[Opening RAW DATA section]
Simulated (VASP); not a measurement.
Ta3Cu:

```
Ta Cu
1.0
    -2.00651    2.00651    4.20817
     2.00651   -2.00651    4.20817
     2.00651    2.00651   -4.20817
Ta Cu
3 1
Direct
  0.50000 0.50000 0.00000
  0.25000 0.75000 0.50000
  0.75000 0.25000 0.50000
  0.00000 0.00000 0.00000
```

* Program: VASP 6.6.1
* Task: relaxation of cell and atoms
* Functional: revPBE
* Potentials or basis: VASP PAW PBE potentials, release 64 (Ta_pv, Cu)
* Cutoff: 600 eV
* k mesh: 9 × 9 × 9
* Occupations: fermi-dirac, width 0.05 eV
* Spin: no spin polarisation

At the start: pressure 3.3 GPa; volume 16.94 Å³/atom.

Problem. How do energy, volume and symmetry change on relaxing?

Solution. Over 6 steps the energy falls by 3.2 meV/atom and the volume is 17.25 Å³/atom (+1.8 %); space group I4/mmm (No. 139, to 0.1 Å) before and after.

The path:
[Closing RAW DATA section]

### ASSIGNED TASK
Send back the lines of the records word for word, from the very first through the line containing "Solution. Over 6".

### RESPONSE BOX
Simulated (VASP); not a measurement.
Ta3Cu:

```
Ta Cu
1.0
    -2.00651    2.00651    4.20817
     2.00651   -2.00651    4.20817
     2.00651    2.00651   -4.20817
Ta Cu
3 1
Direct
  0.50000 0.50000 0.00000
  0.25000 0.75000 0.50000
  0.75000 0.25000 0.50000
  0.00000 0.00000 0.00000
```

* Program: VASP 6.6.1
* Task: relaxation of cell and atoms
* Functional: revPBE
* Potentials or basis: VASP PAW PBE potentials, release 64 (Ta_pv, Cu)
* Cutoff: 600 eV
* k mesh: 9 × 9 × 9
* Occupations: fermi-dirac, width 0.05 eV
* Spin: no spin polarisation

At the start: pressure 3.3 GPa; volume 16.94 Å³/atom.

Problem. How do energy, volume and symmetry change on relaxing?

Solution. Over 6 steps the energy falls by 3.2 meV/atom and the volume is 17.25 Å³/atom (+1.8 %); space group I4/mmm (No. 139, to 0.1 Å) before and after.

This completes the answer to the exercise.